START GIVEN ENTRIES

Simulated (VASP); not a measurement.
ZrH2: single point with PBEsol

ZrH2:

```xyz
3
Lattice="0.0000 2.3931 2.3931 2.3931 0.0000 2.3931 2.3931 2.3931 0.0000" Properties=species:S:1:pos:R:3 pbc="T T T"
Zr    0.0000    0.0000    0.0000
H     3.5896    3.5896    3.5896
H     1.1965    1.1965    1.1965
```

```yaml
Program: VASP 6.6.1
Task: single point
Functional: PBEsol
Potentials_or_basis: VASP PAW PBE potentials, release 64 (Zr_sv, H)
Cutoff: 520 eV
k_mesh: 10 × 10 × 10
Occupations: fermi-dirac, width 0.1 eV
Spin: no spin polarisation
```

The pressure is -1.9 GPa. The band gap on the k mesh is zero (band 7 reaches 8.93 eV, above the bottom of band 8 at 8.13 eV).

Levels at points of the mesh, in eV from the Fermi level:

END GIVEN ENTRIES

WORK ITEM:
Please transcribe the material above precisely as it stands.

REPLY:
Simulated (VASP); not a measurement.
ZrH2: single point with PBEsol

ZrH2:

```xyz
3
Lattice="0.0000 2.3931 2.3931 2.3931 0.0000 2.3931 2.3931 2.3931 0.0000" Properties=species:S:1:pos:R:3 pbc="T T T"
Zr    0.0000    0.0000    0.0000
H     3.5896    3.5896    3.5896
H     1.1965    1.1965    1.1965
```

```yaml
Program: VASP 6.6.1
Task: single point
Functional: PBEsol
Potentials_or_basis: VASP PAW PBE potentials, release 64 (Zr_sv, H)
Cutoff: 520 eV
k_mesh: 10 × 10 × 10
Occupations: fermi-dirac, width 0.1 eV
Spin: no spin polarisation
```

The pressure is -1.9 GPa. The band gap on the k mesh is zero (band 7 reaches 8.93 eV, above the bottom of band 8 at 8.13 eV).

Levels at points of the mesh, in eV from the Fermi level:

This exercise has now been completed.